Only the opening lines of the listing, through the one with "A series of related molecules.", are to be retyped, each exactly as it stands.

--- START ---

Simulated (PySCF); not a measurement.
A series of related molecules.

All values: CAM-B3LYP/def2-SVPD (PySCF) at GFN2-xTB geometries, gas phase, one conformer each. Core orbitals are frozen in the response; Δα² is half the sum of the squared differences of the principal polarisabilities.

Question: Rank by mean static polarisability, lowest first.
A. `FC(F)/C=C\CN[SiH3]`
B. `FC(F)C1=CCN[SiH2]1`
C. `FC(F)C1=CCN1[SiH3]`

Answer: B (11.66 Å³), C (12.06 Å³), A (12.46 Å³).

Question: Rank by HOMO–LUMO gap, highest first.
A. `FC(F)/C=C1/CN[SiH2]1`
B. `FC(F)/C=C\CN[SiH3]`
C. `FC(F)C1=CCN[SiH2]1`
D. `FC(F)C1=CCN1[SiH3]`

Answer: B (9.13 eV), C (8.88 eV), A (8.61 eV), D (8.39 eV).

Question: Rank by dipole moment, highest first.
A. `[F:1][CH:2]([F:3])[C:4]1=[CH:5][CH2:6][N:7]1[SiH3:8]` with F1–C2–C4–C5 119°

--- END ---

■ Task result ■
Simulated (PySCF); not a measurement.
A series of related molecules.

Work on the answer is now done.